**Required action**
In your answer, print each of the records below exactly.

──────────────────────────────

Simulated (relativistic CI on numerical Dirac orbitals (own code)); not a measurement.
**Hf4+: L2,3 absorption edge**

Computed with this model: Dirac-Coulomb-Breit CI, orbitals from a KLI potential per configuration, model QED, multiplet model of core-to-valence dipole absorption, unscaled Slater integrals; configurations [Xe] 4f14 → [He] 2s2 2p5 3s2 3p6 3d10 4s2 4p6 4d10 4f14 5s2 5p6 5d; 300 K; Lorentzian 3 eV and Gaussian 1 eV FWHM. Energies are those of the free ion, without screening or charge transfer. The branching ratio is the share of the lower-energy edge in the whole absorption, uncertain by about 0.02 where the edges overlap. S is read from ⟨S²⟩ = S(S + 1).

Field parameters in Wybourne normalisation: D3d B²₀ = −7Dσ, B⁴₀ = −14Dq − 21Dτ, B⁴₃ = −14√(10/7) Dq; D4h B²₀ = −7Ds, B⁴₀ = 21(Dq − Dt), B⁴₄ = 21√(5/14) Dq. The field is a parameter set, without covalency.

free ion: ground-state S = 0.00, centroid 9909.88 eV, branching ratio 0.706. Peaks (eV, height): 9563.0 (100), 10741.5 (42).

──────────────────────────────

**Answer area**
Simulated (relativistic CI on numerical Dirac orbitals (own code)); not a measurement.
**Hf4+: L2,3 absorption edge**

Computed with this model: Dirac-Coulomb-Breit CI, orbitals from a KLI potential per configuration, model QED, multiplet model of core-to-valence dipole absorption, unscaled Slater integrals; configurations [Xe] 4f14 → [He] 2s2 2p5 3s2 3p6 3d10 4s2 4p6 4d10 4f14 5s2 5p6 5d; 300 K; Lorentzian 3 eV and Gaussian 1 eV FWHM. Energies are those of the free ion, without screening or charge transfer. The branching ratio is the share of the lower-energy edge in the whole absorption, uncertain by about 0.02 where the edges overlap. S is read from ⟨S²⟩ = S(S + 1).

Field parameters in Wybourne normalisation: D3d B²₀ = −7Dσ, B⁴₀ = −14Dq − 21Dτ, B⁴₃ = −14√(10/7) Dq; D4h B²₀ = −7Ds, B⁴₀ = 21(Dq − Dt), B⁴₄ = 21√(5/14) Dq. The field is a parameter set, without covalency.

free ion: ground-state S = 0.00, centroid 9909.88 eV, branching ratio 0.706. Peaks (eV, height): 9563.0 (100), 10741.5 (42).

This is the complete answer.